■ REQUIRED ACTION: Every line that appears in the listing is to be set down verbatim.

# # # # #

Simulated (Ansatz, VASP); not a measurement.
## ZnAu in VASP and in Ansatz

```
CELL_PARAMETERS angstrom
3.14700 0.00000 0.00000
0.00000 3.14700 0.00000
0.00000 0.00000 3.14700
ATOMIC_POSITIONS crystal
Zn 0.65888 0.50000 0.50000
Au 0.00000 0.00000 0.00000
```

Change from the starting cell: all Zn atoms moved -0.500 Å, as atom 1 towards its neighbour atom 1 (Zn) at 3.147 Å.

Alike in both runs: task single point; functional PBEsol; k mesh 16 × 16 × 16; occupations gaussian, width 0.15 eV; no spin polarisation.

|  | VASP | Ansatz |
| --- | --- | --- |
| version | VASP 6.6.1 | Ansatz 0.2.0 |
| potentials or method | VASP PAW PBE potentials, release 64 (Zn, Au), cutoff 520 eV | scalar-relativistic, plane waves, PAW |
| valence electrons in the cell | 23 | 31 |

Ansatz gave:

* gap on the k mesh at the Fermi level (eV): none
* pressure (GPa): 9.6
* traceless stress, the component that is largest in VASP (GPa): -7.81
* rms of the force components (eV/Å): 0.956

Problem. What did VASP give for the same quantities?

# # # # #

■ RESPONSE:
Simulated (Ansatz, VASP); not a measurement.
## ZnAu in VASP and in Ansatz

```
CELL_PARAMETERS angstrom
3.14700 0.00000 0.00000
0.00000 3.14700 0.00000
0.00000 0.00000 3.14700
ATOMIC_POSITIONS crystal
Zn 0.65888 0.50000 0.50000
Au 0.00000 0.00000 0.00000
```

Change from the starting cell: all Zn atoms moved -0.500 Å, as atom 1 towards its neighbour atom 1 (Zn) at 3.147 Å.

Alike in both runs: task single point; functional PBEsol; k mesh 16 × 16 × 16; occupations gaussian, width 0.15 eV; no spin polarisation.

|  | VASP | Ansatz |
| --- | --- | --- |
| version | VASP 6.6.1 | Ansatz 0.2.0 |
| potentials or method | VASP PAW PBE potentials, release 64 (Zn, Au), cutoff 520 eV | scalar-relativistic, plane waves, PAW |
| valence electrons in the cell | 23 | 31 |

Ansatz gave:

* gap on the k mesh at the Fermi level (eV): none
* pressure (GPa): 9.6
* traceless stress, the component that is largest in VASP (GPa): -7.81
* rms of the force components (eV/Å): 0.956

Problem. What did VASP give for the same quantities?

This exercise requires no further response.